• [INFORMATION SHOWN]
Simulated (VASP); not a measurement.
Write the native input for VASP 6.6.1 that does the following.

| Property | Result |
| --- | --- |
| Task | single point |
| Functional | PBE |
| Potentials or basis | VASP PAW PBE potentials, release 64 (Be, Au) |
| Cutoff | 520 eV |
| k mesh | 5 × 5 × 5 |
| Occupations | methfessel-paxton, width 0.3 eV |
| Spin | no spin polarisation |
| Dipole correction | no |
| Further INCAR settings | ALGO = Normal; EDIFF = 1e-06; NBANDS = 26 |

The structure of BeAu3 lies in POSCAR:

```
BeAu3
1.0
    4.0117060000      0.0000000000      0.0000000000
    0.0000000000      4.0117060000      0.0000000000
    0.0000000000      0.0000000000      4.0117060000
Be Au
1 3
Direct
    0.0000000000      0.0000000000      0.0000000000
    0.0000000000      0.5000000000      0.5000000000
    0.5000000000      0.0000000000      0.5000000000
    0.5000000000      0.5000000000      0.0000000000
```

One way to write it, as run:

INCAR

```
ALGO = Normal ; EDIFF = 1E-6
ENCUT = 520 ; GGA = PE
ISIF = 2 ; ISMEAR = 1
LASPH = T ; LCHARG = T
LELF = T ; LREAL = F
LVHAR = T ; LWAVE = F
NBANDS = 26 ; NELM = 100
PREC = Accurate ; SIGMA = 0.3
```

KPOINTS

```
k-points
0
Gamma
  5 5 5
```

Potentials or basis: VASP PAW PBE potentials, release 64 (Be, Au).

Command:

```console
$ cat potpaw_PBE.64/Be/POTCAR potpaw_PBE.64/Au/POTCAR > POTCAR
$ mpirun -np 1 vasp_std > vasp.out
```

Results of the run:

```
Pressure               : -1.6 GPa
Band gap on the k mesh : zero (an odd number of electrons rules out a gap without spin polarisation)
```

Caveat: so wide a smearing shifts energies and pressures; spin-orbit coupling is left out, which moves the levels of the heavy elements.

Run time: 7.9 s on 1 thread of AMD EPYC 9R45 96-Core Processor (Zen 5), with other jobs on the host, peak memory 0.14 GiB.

• [ASSIGNMENT]
Would you output, from the records above, exactly the run of lines that starts at the line containing "One way to write" and ends at the line containing "Caveat: so wide", and only that run?

• [ANSWER SPACE]
One way to write it, as run:

INCAR

```
ALGO = Normal ; EDIFF = 1E-6
ENCUT = 520 ; GGA = PE
ISIF = 2 ; ISMEAR = 1
LASPH = T ; LCHARG = T
LELF = T ; LREAL = F
LVHAR = T ; LWAVE = F
NBANDS = 26 ; NELM = 100
PREC = Accurate ; SIGMA = 0.3
```

KPOINTS

```
k-points
0
Gamma
  5 5 5
```

Potentials or basis: VASP PAW PBE potentials, release 64 (Be, Au).

Command:

```console
$ cat potpaw_PBE.64/Be/POTCAR potpaw_PBE.64/Au/POTCAR > POTCAR
$ mpirun -np 1 vasp_std > vasp.out
```

Results of the run:

```
Pressure               : -1.6 GPa
Band gap on the k mesh : zero (an odd number of electrons rules out a gap without spin polarisation)
```

Caveat: so wide a smearing shifts energies and pressures; spin-orbit coupling is left out, which moves the levels of the heavy elements.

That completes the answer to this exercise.